▶ [REQUIREMENT]: From the line that contains "atomization energy |" through the line that contains "UHF | 1.61 eV |", output every line of the listing below exactly and leave out all the rest.

═════ PROVIDED RECORDS ═════

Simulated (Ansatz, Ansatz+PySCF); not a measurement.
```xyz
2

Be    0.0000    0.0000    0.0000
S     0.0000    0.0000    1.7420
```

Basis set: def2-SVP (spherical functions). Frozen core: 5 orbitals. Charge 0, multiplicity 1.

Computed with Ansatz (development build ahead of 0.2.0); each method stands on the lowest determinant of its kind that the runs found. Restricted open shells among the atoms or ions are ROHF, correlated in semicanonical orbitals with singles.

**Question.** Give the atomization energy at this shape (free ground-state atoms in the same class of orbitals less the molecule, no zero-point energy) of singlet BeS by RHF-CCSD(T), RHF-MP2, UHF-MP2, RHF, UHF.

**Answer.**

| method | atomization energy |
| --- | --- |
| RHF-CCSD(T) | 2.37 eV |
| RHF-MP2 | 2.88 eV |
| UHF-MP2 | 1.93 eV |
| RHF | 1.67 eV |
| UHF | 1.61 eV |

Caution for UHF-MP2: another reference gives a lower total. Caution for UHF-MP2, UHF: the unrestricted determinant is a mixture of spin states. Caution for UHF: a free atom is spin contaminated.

═════

▶ [EXERCISE OUTPUT]:
| method | atomization energy |
| --- | --- |
| RHF-CCSD(T) | 2.37 eV |
| RHF-MP2 | 2.88 eV |
| UHF-MP2 | 1.93 eV |
| RHF | 1.67 eV |
| UHF | 1.61 eV |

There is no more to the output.